▸ Raw data:
========

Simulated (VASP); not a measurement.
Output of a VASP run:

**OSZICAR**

========

▸ Work item: The answer must be the full listing, copied exactly.

▸ Answer box:
Simulated (VASP); not a measurement.
Output of a VASP run:

**OSZICAR**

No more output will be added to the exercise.